REQUIRED ACTION =
Every line of the data below should be written out word for word.

'''

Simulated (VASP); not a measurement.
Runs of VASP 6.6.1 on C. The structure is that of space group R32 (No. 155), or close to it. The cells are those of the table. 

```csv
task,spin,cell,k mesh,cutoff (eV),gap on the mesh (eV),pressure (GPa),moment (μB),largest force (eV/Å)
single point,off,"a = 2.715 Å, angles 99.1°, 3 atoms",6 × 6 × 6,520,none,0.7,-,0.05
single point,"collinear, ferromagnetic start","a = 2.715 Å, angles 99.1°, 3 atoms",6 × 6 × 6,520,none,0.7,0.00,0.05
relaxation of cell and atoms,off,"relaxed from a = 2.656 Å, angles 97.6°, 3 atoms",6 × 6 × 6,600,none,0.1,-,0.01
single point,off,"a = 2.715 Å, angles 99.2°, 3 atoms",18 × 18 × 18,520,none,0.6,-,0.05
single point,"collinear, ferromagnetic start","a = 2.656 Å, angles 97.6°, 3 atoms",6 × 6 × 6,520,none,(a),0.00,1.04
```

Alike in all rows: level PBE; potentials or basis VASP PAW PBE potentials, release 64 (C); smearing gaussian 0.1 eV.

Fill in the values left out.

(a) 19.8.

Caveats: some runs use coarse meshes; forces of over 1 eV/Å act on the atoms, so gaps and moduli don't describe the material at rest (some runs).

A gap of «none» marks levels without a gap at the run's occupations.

'''

TASK RESPONSE =
Simulated (VASP); not a measurement.
Runs of VASP 6.6.1 on C. The structure is that of space group R32 (No. 155), or close to it. The cells are those of the table. 

```csv
task,spin,cell,k mesh,cutoff (eV),gap on the mesh (eV),pressure (GPa),moment (μB),largest force (eV/Å)
single point,off,"a = 2.715 Å, angles 99.1°, 3 atoms",6 × 6 × 6,520,none,0.7,-,0.05
single point,"collinear, ferromagnetic start","a = 2.715 Å, angles 99.1°, 3 atoms",6 × 6 × 6,520,none,0.7,0.00,0.05
relaxation of cell and atoms,off,"relaxed from a = 2.656 Å, angles 97.6°, 3 atoms",6 × 6 × 6,600,none,0.1,-,0.01
single point,off,"a = 2.715 Å, angles 99.2°, 3 atoms",18 × 18 × 18,520,none,0.6,-,0.05
single point,"collinear, ferromagnetic start","a = 2.656 Å, angles 97.6°, 3 atoms",6 × 6 × 6,520,none,(a),0.00,1.04
```

Alike in all rows: level PBE; potentials or basis VASP PAW PBE potentials, release 64 (C); smearing gaussian 0.1 eV.

Fill in the values left out.

(a) 19.8.

Caveats: some runs use coarse meshes; forces of over 1 eV/Å act on the atoms, so gaps and moduli don't describe the material at rest (some runs).

A gap of «none» marks levels without a gap at the run's occupations.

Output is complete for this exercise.